### BRIEF
The entire listing below must be written out word for word.

### ENTRIES SUPPLIED
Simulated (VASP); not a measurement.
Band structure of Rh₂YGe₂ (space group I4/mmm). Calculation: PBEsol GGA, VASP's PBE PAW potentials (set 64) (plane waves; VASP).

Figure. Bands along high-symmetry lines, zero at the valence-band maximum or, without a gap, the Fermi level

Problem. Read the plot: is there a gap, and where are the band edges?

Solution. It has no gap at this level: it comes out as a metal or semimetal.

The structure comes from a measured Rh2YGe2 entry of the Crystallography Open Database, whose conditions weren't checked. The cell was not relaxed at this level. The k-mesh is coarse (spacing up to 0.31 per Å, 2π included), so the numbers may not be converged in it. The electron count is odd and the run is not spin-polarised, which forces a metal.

### REPLY
Simulated (VASP); not a measurement.
Band structure of Rh₂YGe₂ (space group I4/mmm). Calculation: PBEsol GGA, VASP's PBE PAW potentials (set 64) (plane waves; VASP).

Figure. Bands along high-symmetry lines, zero at the valence-band maximum or, without a gap, the Fermi level

Problem. Read the plot: is there a gap, and where are the band edges?

Solution. It has no gap at this level: it comes out as a metal or semimetal.

The structure comes from a measured Rh2YGe2 entry of the Crystallography Open Database, whose conditions weren't checked. The cell was not relaxed at this level. The k-mesh is coarse (spacing up to 0.31 per Å, 2π included), so the numbers may not be converged in it. The electron count is odd and the run is not spin-polarised, which forces a metal.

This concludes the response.